Everything from the first line of the entries through the line containing "Method: homogeneous strain" is to be retyped exactly, and nothing beyond it.

══ Records shown
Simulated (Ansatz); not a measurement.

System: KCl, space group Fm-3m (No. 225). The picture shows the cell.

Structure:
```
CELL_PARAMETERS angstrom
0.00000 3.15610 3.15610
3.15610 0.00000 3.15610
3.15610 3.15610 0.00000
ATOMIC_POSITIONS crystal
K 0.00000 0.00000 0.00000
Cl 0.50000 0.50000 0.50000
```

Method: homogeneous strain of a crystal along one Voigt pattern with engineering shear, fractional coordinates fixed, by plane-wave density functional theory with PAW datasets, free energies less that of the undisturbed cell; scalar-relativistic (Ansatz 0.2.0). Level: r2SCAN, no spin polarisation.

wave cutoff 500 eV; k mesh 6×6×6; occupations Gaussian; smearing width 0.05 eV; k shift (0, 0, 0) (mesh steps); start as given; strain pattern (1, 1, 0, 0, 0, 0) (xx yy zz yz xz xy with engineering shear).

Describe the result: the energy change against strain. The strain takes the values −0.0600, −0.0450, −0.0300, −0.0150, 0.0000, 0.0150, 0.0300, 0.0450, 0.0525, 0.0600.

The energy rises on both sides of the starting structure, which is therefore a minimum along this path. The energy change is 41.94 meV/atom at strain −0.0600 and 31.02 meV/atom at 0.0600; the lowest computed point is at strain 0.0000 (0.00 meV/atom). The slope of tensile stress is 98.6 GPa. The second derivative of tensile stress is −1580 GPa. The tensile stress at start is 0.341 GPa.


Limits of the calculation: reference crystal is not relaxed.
════

Your solution:
Simulated (Ansatz); not a measurement.

System: KCl, space group Fm-3m (No. 225). The picture shows the cell.

Structure:
```
CELL_PARAMETERS angstrom
0.00000 3.15610 3.15610
3.15610 0.00000 3.15610
3.15610 3.15610 0.00000
ATOMIC_POSITIONS crystal
K 0.00000 0.00000 0.00000
Cl 0.50000 0.50000 0.50000
```

Method: homogeneous strain of a crystal along one Voigt pattern with engineering shear, fractional coordinates fixed, by plane-wave density functional theory with PAW datasets, free energies less that of the undisturbed cell; scalar-relativistic (Ansatz 0.2.0). Level: r2SCAN, no spin polarisation.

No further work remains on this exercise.